BRIEF: Write out exactly the lines of the entries below from the one holding "[Logs are printed" to the one holding "[Runs of the", inclusive, and leave out all other lines.

───── RECORDED INFORMATION ─────

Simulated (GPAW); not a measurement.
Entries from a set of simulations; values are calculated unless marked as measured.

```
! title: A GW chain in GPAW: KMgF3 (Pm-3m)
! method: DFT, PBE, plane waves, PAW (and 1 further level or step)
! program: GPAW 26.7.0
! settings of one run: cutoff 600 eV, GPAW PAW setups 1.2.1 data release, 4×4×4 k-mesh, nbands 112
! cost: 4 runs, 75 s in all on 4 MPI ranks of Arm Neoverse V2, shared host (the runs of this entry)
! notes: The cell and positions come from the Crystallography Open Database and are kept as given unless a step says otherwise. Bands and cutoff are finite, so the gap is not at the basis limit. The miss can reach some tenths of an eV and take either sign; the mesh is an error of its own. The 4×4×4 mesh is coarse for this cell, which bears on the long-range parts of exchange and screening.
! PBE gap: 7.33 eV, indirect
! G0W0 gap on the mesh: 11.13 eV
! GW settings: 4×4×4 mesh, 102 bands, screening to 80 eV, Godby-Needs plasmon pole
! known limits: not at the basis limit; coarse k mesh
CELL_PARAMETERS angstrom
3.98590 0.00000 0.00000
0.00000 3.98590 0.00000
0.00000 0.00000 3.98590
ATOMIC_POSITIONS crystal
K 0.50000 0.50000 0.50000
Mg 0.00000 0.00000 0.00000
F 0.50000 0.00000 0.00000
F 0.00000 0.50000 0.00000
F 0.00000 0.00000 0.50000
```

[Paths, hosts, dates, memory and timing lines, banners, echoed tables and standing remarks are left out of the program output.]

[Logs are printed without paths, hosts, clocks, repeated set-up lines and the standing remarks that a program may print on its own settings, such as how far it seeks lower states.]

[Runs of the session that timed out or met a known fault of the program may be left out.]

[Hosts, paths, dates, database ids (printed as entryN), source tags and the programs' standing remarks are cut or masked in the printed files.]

─────

YOUR SOLUTION:
[Logs are printed without paths, hosts, clocks, repeated set-up lines and the standing remarks that a program may print on its own settings, such as how far it seeks lower states.]

[Runs of the session that timed out or met a known fault of the program may be left out.]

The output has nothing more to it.